***** Material shown *****
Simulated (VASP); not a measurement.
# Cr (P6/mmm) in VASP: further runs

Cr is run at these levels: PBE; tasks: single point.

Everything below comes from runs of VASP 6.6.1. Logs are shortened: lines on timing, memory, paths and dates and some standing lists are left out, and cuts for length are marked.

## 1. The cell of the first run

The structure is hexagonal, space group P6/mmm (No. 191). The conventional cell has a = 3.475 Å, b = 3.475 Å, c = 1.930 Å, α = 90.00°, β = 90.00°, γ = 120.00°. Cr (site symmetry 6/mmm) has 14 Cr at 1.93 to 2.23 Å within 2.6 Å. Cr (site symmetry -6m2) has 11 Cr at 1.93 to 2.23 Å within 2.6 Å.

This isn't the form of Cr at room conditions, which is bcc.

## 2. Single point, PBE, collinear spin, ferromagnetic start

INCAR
*****

Once more, write down the full material exactly as it appears.

▶ [Expected answer]:
Simulated (VASP); not a measurement.
# Cr (P6/mmm) in VASP: further runs

Cr is run at these levels: PBE; tasks: single point.

Everything below comes from runs of VASP 6.6.1. Logs are shortened: lines on timing, memory, paths and dates and some standing lists are left out, and cuts for length are marked.

## 1. The cell of the first run

The structure is hexagonal, space group P6/mmm (No. 191). The conventional cell has a = 3.475 Å, b = 3.475 Å, c = 1.930 Å, α = 90.00°, β = 90.00°, γ = 120.00°. Cr (site symmetry 6/mmm) has 14 Cr at 1.93 to 2.23 Å within 2.6 Å. Cr (site symmetry -6m2) has 11 Cr at 1.93 to 2.23 Å within 2.6 Å.

This isn't the form of Cr at room conditions, which is bcc.

## 2. Single point, PBE, collinear spin, ferromagnetic start

INCAR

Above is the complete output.